[[ Records supplied open ]]

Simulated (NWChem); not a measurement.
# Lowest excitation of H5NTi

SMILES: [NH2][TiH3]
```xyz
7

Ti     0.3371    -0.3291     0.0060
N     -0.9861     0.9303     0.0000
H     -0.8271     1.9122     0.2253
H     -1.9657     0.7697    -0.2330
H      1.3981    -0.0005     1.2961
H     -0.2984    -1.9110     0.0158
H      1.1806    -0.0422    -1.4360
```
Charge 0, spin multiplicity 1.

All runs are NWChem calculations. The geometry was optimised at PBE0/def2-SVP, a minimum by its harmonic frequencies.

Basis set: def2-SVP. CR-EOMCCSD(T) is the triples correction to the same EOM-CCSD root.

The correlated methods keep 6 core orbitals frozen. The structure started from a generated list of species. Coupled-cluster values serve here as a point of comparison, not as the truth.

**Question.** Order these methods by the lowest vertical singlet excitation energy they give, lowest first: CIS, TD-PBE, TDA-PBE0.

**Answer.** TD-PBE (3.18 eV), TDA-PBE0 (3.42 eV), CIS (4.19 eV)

[[ Records supplied closed ]]

[Assigned task]: The lines of the data, from the first through the one containing "Charge 0, spin multiplicity 1.", are to be transcribed exactly.

[Answer section]:
Simulated (NWChem); not a measurement.
# Lowest excitation of H5NTi

SMILES: [NH2][TiH3]
```xyz
7

Ti     0.3371    -0.3291     0.0060
N     -0.9861     0.9303     0.0000
H     -0.8271     1.9122     0.2253
H     -1.9657     0.7697    -0.2330
H      1.3981    -0.0005     1.2961
H     -0.2984    -1.9110     0.0158
H      1.1806    -0.0422    -1.4360
```
Charge 0, spin multiplicity 1.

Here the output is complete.